---------- Data excerpts ----------

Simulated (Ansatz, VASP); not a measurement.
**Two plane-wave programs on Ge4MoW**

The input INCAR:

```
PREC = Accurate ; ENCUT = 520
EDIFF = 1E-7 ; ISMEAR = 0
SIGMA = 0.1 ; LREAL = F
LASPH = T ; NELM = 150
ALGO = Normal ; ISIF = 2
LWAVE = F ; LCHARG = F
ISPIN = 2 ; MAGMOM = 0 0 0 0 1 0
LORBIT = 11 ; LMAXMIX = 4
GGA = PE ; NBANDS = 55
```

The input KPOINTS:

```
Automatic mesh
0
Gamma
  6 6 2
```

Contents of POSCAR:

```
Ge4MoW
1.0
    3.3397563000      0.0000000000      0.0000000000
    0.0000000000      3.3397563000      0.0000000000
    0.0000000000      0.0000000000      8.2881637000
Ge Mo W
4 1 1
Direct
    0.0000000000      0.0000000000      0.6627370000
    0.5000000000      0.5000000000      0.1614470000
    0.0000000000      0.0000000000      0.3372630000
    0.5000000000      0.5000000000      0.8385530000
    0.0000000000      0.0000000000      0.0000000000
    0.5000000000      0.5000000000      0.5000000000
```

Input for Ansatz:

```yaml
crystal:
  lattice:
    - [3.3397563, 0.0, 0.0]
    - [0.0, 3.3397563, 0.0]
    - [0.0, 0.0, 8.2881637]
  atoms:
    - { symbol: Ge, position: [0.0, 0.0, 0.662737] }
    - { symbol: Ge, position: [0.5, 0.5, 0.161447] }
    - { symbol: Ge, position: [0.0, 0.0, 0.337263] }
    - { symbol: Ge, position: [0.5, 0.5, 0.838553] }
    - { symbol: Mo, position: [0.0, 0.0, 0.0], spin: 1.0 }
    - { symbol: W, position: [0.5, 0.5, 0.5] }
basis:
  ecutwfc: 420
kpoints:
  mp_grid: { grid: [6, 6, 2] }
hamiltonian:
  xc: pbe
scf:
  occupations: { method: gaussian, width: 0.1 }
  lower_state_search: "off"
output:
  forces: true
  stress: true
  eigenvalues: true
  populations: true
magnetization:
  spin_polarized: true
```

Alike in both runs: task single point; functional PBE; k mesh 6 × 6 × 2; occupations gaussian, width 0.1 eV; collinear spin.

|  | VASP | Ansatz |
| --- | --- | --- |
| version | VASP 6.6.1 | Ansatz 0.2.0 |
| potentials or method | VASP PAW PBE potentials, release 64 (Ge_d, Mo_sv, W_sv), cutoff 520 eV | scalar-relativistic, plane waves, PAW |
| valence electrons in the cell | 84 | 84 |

----------

◆ **Requirement**:
Print exactly the lines from the beginning of the entries through the line with "waves, PAW |". Output nothing more.

◆ **Response**:
Simulated (Ansatz, VASP); not a measurement.
**Two plane-wave programs on Ge4MoW**

The input INCAR:

```
PREC = Accurate ; ENCUT = 520
EDIFF = 1E-7 ; ISMEAR = 0
SIGMA = 0.1 ; LREAL = F
LASPH = T ; NELM = 150
ALGO = Normal ; ISIF = 2
LWAVE = F ; LCHARG = F
ISPIN = 2 ; MAGMOM = 0 0 0 0 1 0
LORBIT = 11 ; LMAXMIX = 4
GGA = PE ; NBANDS = 55
```

The input KPOINTS:

```
Automatic mesh
0
Gamma
  6 6 2
```

Contents of POSCAR:

```
Ge4MoW
1.0
    3.3397563000      0.0000000000      0.0000000000
    0.0000000000      3.3397563000      0.0000000000
    0.0000000000      0.0000000000      8.2881637000
Ge Mo W
4 1 1
Direct
    0.0000000000      0.0000000000      0.6627370000
    0.5000000000      0.5000000000      0.1614470000
    0.0000000000      0.0000000000      0.3372630000
    0.5000000000      0.5000000000      0.8385530000
    0.0000000000      0.0000000000      0.0000000000
    0.5000000000      0.5000000000      0.5000000000
```

Input for Ansatz:

```yaml
crystal:
  lattice:
    - [3.3397563, 0.0, 0.0]
    - [0.0, 3.3397563, 0.0]
    - [0.0, 0.0, 8.2881637]
  atoms:
    - { symbol: Ge, position: [0.0, 0.0, 0.662737] }
    - { symbol: Ge, position: [0.5, 0.5, 0.161447] }
    - { symbol: Ge, position: [0.0, 0.0, 0.337263] }
    - { symbol: Ge, position: [0.5, 0.5, 0.838553] }
    - { symbol: Mo, position: [0.0, 0.0, 0.0], spin: 1.0 }
    - { symbol: W, position: [0.5, 0.5, 0.5] }
basis:
  ecutwfc: 420
kpoints:
  mp_grid: { grid: [6, 6, 2] }
hamiltonian:
  xc: pbe
scf:
  occupations: { method: gaussian, width: 0.1 }
  lower_state_search: "off"
output:
  forces: true
  stress: true
  eigenvalues: true
  populations: true
magnetization:
  spin_polarized: true
```

Alike in both runs: task single point; functional PBE; k mesh 6 × 6 × 2; occupations gaussian, width 0.1 eV; collinear spin.

|  | VASP | Ansatz |
| --- | --- | --- |
| version | VASP 6.6.1 | Ansatz 0.2.0 |
| potentials or method | VASP PAW PBE potentials, release 64 (Ge_d, Mo_sv, W_sv), cutoff 520 eV | scalar-relativistic, plane waves, PAW |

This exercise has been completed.